▸ **TASK ITEM**:
Write down, unchanged, the entries from the first line through the line holding "A convergence study". Include no other line.

▸ **EXTRACTED DATA**:
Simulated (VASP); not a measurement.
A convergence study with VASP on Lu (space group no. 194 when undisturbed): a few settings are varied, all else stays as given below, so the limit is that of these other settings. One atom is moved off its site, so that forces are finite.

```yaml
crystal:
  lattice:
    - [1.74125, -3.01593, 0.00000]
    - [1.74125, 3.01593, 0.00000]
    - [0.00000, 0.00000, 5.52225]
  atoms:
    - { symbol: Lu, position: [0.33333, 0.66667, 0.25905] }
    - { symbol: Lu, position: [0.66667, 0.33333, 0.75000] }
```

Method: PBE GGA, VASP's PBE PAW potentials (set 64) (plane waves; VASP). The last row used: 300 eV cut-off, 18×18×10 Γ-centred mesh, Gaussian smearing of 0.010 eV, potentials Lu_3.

▸ **RESULT**:
Simulated (VASP); not a measurement.
A convergence study with VASP on Lu (space group no. 194 when undisturbed): a few settings are varied, all else stays as given below, so the limit is that of these other settings. One atom is moved off its site, so that forces are finite.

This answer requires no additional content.